Task item –
Word for word, transcribe the material below from its first line to the line with "Vertical excitations from", both included.

Top of Given records

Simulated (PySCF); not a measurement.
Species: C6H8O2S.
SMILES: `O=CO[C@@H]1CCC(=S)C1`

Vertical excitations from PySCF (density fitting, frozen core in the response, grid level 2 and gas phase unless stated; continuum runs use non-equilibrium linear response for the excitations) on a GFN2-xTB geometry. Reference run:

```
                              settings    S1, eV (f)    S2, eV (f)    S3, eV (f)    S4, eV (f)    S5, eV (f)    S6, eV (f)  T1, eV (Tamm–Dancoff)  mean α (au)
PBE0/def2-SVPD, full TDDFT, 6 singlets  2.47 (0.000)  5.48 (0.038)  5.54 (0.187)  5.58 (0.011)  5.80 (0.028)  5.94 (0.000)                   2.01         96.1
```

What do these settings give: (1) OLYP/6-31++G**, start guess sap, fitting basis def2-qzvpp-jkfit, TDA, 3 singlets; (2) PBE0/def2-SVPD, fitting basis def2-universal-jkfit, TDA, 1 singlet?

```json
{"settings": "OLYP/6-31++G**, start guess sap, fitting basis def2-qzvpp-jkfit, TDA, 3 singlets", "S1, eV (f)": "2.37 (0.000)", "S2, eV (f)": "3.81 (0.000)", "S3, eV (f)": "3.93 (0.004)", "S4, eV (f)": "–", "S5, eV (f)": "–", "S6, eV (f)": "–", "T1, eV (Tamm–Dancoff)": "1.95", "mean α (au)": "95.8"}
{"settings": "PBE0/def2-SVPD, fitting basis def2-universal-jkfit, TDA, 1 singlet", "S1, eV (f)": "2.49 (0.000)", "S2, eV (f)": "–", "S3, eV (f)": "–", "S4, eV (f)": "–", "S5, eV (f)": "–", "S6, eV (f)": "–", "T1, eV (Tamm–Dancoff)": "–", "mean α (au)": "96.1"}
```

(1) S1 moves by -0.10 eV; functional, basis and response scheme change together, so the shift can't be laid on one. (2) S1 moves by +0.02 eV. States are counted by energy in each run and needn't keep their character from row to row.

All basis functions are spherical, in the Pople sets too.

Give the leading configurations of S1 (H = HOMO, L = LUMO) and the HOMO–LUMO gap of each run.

Bottom of Given records

Answer section –
Simulated (PySCF); not a measurement.
Species: C6H8O2S.
SMILES: `O=CO[C@@H]1CCC(=S)C1`

Vertical excitations from PySCF (density fitting, frozen core in the response, grid level 2 and gas phase unless stated; continuum runs use non-equilibrium linear response for the excitations) on a GFN2-xTB geometry. Reference run:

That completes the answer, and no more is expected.